======== DATA SHOWN

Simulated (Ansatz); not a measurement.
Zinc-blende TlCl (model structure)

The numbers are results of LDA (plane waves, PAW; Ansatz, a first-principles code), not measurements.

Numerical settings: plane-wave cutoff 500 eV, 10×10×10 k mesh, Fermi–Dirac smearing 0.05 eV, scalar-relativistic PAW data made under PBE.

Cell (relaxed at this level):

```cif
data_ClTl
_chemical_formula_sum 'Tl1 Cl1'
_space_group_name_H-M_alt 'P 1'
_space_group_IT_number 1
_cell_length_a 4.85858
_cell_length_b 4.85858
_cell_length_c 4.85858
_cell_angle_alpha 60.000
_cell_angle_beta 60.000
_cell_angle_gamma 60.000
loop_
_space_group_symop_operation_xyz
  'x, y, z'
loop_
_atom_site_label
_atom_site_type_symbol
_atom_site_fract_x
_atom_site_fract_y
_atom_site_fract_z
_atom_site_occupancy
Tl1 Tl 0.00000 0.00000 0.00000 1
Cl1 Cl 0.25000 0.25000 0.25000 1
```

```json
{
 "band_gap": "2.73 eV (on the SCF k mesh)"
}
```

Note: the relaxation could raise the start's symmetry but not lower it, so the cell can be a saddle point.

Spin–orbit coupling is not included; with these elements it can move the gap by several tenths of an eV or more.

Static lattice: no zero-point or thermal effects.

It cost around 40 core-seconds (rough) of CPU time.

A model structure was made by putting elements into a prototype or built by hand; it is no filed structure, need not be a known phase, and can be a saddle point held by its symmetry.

================

--- REQUIRED ACTION ---
With the first line being the one containing "Spin–orbit coupling is" and the last line the one containing "It cost around", transcribe exactly the lines above that fall in that range.

--- ANSWER SECTION ---
Spin–orbit coupling is not included; with these elements it can move the gap by several tenths of an eV or more.

Static lattice: no zero-point or thermal effects.

It cost around 40 core-seconds (rough) of CPU time.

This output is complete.